Nothing may be dropped or altered: reproduce all the data.

Supplied material below:

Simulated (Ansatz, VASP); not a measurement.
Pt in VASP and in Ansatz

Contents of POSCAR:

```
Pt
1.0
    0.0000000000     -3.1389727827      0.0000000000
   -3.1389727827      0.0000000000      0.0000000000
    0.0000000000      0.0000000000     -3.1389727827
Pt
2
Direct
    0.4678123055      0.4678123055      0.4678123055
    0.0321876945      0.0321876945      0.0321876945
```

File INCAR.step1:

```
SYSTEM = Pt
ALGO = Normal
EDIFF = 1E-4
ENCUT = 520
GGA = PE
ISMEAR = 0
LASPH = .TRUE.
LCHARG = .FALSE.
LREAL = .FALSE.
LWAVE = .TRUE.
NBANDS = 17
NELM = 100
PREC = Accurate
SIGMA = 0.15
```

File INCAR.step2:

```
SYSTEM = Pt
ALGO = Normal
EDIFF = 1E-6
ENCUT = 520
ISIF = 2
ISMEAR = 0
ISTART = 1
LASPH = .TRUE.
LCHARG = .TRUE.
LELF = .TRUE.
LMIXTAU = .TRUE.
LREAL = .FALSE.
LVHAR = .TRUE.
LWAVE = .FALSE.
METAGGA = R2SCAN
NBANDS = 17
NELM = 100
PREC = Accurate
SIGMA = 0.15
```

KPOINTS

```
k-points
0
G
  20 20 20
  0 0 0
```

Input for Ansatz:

End of Supplied material.

• **Task response**
Simulated (Ansatz, VASP); not a measurement.
Pt in VASP and in Ansatz

Contents of POSCAR:

```
Pt
1.0
    0.0000000000     -3.1389727827      0.0000000000
   -3.1389727827      0.0000000000      0.0000000000
    0.0000000000      0.0000000000     -3.1389727827
Pt
2
Direct
    0.4678123055      0.4678123055      0.4678123055
    0.0321876945      0.0321876945      0.0321876945
```

File INCAR.step1:

```
SYSTEM = Pt
ALGO = Normal
EDIFF = 1E-4
ENCUT = 520
GGA = PE
ISMEAR = 0
LASPH = .TRUE.
LCHARG = .FALSE.
LREAL = .FALSE.
LWAVE = .TRUE.
NBANDS = 17
NELM = 100
PREC = Accurate
SIGMA = 0.15
```

File INCAR.step2:

```
SYSTEM = Pt
ALGO = Normal
EDIFF = 1E-6
ENCUT = 520
ISIF = 2
ISMEAR = 0
ISTART = 1
LASPH = .TRUE.
LCHARG = .TRUE.
LELF = .TRUE.
LMIXTAU = .TRUE.
LREAL = .FALSE.
LVHAR = .TRUE.
LWAVE = .FALSE.
METAGGA = R2SCAN
NBANDS = 17
NELM = 100
PREC = Accurate
SIGMA = 0.15
```

KPOINTS

```
k-points
0
G
  20 20 20
  0 0 0
```

Input for Ansatz:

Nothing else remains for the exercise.